DATASET CONTENT START
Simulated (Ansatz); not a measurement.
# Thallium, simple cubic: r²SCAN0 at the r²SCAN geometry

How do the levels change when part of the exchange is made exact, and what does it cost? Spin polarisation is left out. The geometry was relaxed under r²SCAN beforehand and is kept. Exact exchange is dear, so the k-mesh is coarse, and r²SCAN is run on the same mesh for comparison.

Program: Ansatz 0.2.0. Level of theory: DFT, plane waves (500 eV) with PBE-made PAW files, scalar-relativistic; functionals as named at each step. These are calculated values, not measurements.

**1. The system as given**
DATASET CONTENT END

WORK ORDER: Set down the entries verbatim, leaving none out.

TASK RESULT:
Simulated (Ansatz); not a measurement.
# Thallium, simple cubic: r²SCAN0 at the r²SCAN geometry

How do the levels change when part of the exchange is made exact, and what does it cost? Spin polarisation is left out. The geometry was relaxed under r²SCAN beforehand and is kept. Exact exchange is dear, so the k-mesh is coarse, and r²SCAN is run on the same mesh for comparison.

Program: Ansatz 0.2.0. Level of theory: DFT, plane waves (500 eV) with PBE-made PAW files, scalar-relativistic; functionals as named at each step. These are calculated values, not measurements.

**1. The system as given**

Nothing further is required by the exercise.